|---|

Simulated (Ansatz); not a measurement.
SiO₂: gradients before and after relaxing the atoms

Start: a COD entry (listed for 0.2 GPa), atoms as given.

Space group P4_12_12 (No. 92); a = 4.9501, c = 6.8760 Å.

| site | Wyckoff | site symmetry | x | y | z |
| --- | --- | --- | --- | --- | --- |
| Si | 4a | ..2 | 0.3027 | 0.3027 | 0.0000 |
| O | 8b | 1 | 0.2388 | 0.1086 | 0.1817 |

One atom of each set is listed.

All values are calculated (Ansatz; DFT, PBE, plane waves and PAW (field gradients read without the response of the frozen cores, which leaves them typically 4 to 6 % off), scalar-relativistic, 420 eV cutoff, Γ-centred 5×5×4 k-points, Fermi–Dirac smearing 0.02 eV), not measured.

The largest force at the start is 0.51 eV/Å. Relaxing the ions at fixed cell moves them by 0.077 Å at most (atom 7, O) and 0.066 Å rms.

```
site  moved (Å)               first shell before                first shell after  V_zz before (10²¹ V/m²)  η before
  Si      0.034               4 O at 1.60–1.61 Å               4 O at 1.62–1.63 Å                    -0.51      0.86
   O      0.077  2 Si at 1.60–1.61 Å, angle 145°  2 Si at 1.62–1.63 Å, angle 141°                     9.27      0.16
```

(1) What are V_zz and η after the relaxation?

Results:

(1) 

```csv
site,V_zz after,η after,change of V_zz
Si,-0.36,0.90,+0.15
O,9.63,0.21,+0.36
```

|---|

REQUIREMENT: Output the data once more, exactly as given.

WRITTEN ANSWER:
Simulated (Ansatz); not a measurement.
SiO₂: gradients before and after relaxing the atoms

Start: a COD entry (listed for 0.2 GPa), atoms as given.

Space group P4_12_12 (No. 92); a = 4.9501, c = 6.8760 Å.

| site | Wyckoff | site symmetry | x | y | z |
| --- | --- | --- | --- | --- | --- |
| Si | 4a | ..2 | 0.3027 | 0.3027 | 0.0000 |
| O | 8b | 1 | 0.2388 | 0.1086 | 0.1817 |

One atom of each set is listed.

All values are calculated (Ansatz; DFT, PBE, plane waves and PAW (field gradients read without the response of the frozen cores, which leaves them typically 4 to 6 % off), scalar-relativistic, 420 eV cutoff, Γ-centred 5×5×4 k-points, Fermi–Dirac smearing 0.02 eV), not measured.

The largest force at the start is 0.51 eV/Å. Relaxing the ions at fixed cell moves them by 0.077 Å at most (atom 7, O) and 0.066 Å rms.

```
site  moved (Å)               first shell before                first shell after  V_zz before (10²¹ V/m²)  η before
  Si      0.034               4 O at 1.60–1.61 Å               4 O at 1.62–1.63 Å                    -0.51      0.86
   O      0.077  2 Si at 1.60–1.61 Å, angle 145°  2 Si at 1.62–1.63 Å, angle 141°                     9.27      0.16
```

(1) What are V_zz and η after the relaxation?

Results:

(1) 

```csv
site,V_zz after,η after,change of V_zz
Si,-0.36,0.90,+0.15
O,9.63,0.21,+0.36
```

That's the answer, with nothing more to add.